== Work item ==
Your task is to quote the records from their first line through the line containing "Estimate the wall time of this run.", with nothing added or left out.

--- Data supplied Enclosed Below ---

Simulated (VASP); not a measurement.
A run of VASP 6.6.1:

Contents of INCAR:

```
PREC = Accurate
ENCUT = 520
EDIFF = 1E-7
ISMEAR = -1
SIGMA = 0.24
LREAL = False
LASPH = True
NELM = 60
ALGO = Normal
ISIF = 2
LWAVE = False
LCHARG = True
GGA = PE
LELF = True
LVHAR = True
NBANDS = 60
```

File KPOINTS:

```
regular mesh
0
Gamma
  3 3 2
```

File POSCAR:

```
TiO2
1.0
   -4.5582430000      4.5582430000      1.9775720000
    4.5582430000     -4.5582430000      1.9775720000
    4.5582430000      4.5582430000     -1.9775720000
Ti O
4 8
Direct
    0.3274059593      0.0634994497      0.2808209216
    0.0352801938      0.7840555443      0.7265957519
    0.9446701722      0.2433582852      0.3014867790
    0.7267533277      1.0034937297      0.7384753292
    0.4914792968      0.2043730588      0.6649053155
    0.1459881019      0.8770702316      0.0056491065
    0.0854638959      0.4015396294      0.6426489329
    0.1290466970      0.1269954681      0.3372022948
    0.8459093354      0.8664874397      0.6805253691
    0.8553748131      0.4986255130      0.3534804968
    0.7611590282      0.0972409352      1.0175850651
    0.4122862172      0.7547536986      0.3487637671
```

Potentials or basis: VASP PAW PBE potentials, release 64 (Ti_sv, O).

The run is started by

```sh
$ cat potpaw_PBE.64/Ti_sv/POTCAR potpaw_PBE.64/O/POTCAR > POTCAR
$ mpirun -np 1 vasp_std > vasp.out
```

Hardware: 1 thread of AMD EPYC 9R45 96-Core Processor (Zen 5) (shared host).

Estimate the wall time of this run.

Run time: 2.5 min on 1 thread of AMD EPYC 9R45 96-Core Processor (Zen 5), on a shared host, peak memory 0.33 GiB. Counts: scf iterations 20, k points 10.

--- End of Enclosed Data supplied ---

== Written solution ==
Simulated (VASP); not a measurement.
A run of VASP 6.6.1:

Contents of INCAR:

```
PREC = Accurate
ENCUT = 520
EDIFF = 1E-7
ISMEAR = -1
SIGMA = 0.24
LREAL = False
LASPH = True
NELM = 60
ALGO = Normal
ISIF = 2
LWAVE = False
LCHARG = True
GGA = PE
LELF = True
LVHAR = True
NBANDS = 60
```

File KPOINTS:

```
regular mesh
0
Gamma
  3 3 2
```

File POSCAR:

```
TiO2
1.0
   -4.5582430000      4.5582430000      1.9775720000
    4.5582430000     -4.5582430000      1.9775720000
    4.5582430000      4.5582430000     -1.9775720000
Ti O
4 8
Direct
    0.3274059593      0.0634994497      0.2808209216
    0.0352801938      0.7840555443      0.7265957519
    0.9446701722      0.2433582852      0.3014867790
    0.7267533277      1.0034937297      0.7384753292
    0.4914792968      0.2043730588      0.6649053155
    0.1459881019      0.8770702316      0.0056491065
    0.0854638959      0.4015396294      0.6426489329
    0.1290466970      0.1269954681      0.3372022948
    0.8459093354      0.8664874397      0.6805253691
    0.8553748131      0.4986255130      0.3534804968
    0.7611590282      0.0972409352      1.0175850651
    0.4122862172      0.7547536986      0.3487637671
```

Potentials or basis: VASP PAW PBE potentials, release 64 (Ti_sv, O).

The run is started by

```sh
$ cat potpaw_PBE.64/Ti_sv/POTCAR potpaw_PBE.64/O/POTCAR > POTCAR
$ mpirun -np 1 vasp_std > vasp.out
```

Hardware: 1 thread of AMD EPYC 9R45 96-Core Processor (Zen 5) (shared host).

Estimate the wall time of this run.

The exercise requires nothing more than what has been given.